--- EXTRACTED ENTRIES Enclosed Below ---

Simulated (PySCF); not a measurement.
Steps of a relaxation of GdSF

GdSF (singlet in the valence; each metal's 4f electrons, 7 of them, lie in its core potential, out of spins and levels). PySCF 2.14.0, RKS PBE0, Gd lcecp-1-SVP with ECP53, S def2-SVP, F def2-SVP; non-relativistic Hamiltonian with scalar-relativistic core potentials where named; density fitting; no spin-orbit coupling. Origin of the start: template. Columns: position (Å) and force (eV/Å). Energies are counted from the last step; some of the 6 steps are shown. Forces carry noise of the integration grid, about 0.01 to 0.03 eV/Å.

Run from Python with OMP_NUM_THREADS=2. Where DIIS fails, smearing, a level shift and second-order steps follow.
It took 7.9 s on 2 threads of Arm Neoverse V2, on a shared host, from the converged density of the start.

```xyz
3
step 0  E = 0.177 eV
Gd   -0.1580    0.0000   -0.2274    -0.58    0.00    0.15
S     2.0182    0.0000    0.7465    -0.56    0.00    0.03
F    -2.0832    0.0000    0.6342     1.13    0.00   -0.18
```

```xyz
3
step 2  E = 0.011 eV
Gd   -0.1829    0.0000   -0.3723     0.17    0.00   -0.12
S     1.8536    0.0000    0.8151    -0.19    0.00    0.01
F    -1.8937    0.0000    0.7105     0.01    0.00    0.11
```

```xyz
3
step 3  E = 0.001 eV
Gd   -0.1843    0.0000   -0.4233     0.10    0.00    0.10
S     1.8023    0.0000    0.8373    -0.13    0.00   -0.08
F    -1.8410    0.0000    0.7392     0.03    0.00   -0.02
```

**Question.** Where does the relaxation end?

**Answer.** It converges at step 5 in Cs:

--- End of Enclosed EXTRACTED ENTRIES ---

WORK ORDER: Every line of the data must be written out again word for word.

EXERCISE RESULT:
Simulated (PySCF); not a measurement.
Steps of a relaxation of GdSF

GdSF (singlet in the valence; each metal's 4f electrons, 7 of them, lie in its core potential, out of spins and levels). PySCF 2.14.0, RKS PBE0, Gd lcecp-1-SVP with ECP53, S def2-SVP, F def2-SVP; non-relativistic Hamiltonian with scalar-relativistic core potentials where named; density fitting; no spin-orbit coupling. Origin of the start: template. Columns: position (Å) and force (eV/Å). Energies are counted from the last step; some of the 6 steps are shown. Forces carry noise of the integration grid, about 0.01 to 0.03 eV/Å.

Run from Python with OMP_NUM_THREADS=2. Where DIIS fails, smearing, a level shift and second-order steps follow.
It took 7.9 s on 2 threads of Arm Neoverse V2, on a shared host, from the converged density of the start.

```xyz
3
step 0  E = 0.177 eV
Gd   -0.1580    0.0000   -0.2274    -0.58    0.00    0.15
S     2.0182    0.0000    0.7465    -0.56    0.00    0.03
F    -2.0832    0.0000    0.6342     1.13    0.00   -0.18
```

```xyz
3
step 2  E = 0.011 eV
Gd   -0.1829    0.0000   -0.3723     0.17    0.00   -0.12
S     1.8536    0.0000    0.8151    -0.19    0.00    0.01
F    -1.8937    0.0000    0.7105     0.01    0.00    0.11
```

```xyz
3
step 3  E = 0.001 eV
Gd   -0.1843    0.0000   -0.4233     0.10    0.00    0.10
S     1.8023    0.0000    0.8373    -0.13    0.00   -0.08
F    -1.8410    0.0000    0.7392     0.03    0.00   -0.02
```

**Question.** Where does the relaxation end?

**Answer.** It converges at step 5 in Cs:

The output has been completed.